Provided records
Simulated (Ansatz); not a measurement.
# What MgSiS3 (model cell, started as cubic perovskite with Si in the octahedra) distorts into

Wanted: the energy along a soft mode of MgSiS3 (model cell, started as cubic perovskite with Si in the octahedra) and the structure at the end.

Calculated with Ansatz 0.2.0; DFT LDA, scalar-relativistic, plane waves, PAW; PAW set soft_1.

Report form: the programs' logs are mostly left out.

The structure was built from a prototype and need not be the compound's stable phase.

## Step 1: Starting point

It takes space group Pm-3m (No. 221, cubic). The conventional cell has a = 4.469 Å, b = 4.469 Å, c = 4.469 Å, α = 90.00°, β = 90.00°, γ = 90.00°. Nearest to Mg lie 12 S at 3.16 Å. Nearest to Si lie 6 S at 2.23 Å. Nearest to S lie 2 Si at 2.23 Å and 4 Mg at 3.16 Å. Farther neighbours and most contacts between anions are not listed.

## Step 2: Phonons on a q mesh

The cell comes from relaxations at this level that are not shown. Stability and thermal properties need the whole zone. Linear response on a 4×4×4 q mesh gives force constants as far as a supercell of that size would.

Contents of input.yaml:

Assignment
Repeat exactly the lines above, starting with the first line of the records and finishing with the line holding "The cell comes". Add no other line.

Exercise solution
Simulated (Ansatz); not a measurement.
# What MgSiS3 (model cell, started as cubic perovskite with Si in the octahedra) distorts into

Wanted: the energy along a soft mode of MgSiS3 (model cell, started as cubic perovskite with Si in the octahedra) and the structure at the end.

Calculated with Ansatz 0.2.0; DFT LDA, scalar-relativistic, plane waves, PAW; PAW set soft_1.

Report form: the programs' logs are mostly left out.

The structure was built from a prototype and need not be the compound's stable phase.

## Step 1: Starting point

It takes space group Pm-3m (No. 221, cubic). The conventional cell has a = 4.469 Å, b = 4.469 Å, c = 4.469 Å, α = 90.00°, β = 90.00°, γ = 90.00°. Nearest to Mg lie 12 S at 3.16 Å. Nearest to Si lie 6 S at 2.23 Å. Nearest to S lie 2 Si at 2.23 Å and 4 Mg at 3.16 Å. Farther neighbours and most contacts between anions are not listed.

## Step 2: Phonons on a q mesh

The cell comes from relaxations at this level that are not shown. Stability and thermal properties need the whole zone. Linear response on a 4×4×4 q mesh gives force constants as far as a supercell of that size would.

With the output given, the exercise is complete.